Activity
All entries below are to be set down again exactly as given.

Information Start Marker

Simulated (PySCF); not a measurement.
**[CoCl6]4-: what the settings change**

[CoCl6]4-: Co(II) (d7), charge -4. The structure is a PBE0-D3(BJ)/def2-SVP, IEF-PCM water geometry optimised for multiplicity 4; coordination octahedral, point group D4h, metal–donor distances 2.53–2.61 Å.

Information End Marker

Your solution
Simulated (PySCF); not a measurement.
**[CoCl6]4-: what the settings change**

[CoCl6]4-: Co(II) (d7), charge -4. The structure is a PBE0-D3(BJ)/def2-SVP, IEF-PCM water geometry optimised for multiplicity 4; coordination octahedral, point group D4h, metal–donor distances 2.53–2.61 Å.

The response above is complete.